## SUPPLIED INFORMATION
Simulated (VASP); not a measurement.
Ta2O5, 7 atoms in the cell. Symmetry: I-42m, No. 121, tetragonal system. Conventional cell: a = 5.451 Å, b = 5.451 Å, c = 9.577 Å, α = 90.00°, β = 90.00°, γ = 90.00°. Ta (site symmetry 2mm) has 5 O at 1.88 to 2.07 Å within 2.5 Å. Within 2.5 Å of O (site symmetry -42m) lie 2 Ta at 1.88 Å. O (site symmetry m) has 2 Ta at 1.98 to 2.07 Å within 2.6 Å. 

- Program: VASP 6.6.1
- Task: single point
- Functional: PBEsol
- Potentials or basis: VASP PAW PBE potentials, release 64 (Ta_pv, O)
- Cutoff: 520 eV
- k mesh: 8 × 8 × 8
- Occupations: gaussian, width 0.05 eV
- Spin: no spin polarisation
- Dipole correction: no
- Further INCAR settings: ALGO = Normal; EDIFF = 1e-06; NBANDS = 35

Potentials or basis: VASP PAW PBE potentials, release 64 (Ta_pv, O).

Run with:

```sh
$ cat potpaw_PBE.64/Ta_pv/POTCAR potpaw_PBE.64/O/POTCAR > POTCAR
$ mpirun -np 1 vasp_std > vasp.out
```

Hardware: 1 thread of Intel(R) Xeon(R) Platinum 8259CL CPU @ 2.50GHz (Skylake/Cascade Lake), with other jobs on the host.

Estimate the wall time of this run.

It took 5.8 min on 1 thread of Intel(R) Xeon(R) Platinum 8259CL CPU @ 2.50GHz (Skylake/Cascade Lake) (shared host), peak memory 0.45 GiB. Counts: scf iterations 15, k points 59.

## REQUIREMENT
Of the lines above, extract only those from the line with "Hardware: 1 thread" to the line with "Estimate the wall time of this run.", both included, exactly as written.

## YOUR RESPONSE
Hardware: 1 thread of Intel(R) Xeon(R) Platinum 8259CL CPU @ 2.50GHz (Skylake/Cascade Lake), with other jobs on the host.

Estimate the wall time of this run.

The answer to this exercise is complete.